════════
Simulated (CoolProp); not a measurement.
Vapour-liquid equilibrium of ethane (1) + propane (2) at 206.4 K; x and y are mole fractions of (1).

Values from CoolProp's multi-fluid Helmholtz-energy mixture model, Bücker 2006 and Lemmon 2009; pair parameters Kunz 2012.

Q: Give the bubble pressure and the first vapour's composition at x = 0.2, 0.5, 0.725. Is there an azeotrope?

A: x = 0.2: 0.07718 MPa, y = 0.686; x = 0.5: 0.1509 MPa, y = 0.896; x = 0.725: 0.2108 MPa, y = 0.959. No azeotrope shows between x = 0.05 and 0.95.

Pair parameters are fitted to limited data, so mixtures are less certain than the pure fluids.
════════

Assigned task: Quote the data above from the line containing "Vapour-liquid equilibrium of" to the line containing "A: x = 0.2: 0.07718", inclusive, and stop.

Your response:
Vapour-liquid equilibrium of ethane (1) + propane (2) at 206.4 K; x and y are mole fractions of (1).

Values from CoolProp's multi-fluid Helmholtz-energy mixture model, Bücker 2006 and Lemmon 2009; pair parameters Kunz 2012.

Q: Give the bubble pressure and the first vapour's composition at x = 0.2, 0.5, 0.725. Is there an azeotrope?

A: x = 0.2: 0.07718 MPa, y = 0.686; x = 0.5: 0.1509 MPa, y = 0.896; x = 0.725: 0.2108 MPa, y = 0.959. No azeotrope shows between x = 0.05 and 0.95.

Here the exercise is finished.